Information given:
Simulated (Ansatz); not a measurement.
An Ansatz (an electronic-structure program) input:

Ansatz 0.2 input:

Work order: Nothing should be left out or altered, so reproduce the whole listing.

Exercise result:
Simulated (Ansatz); not a measurement.
An Ansatz (an electronic-structure program) input:

Ansatz 0.2 input:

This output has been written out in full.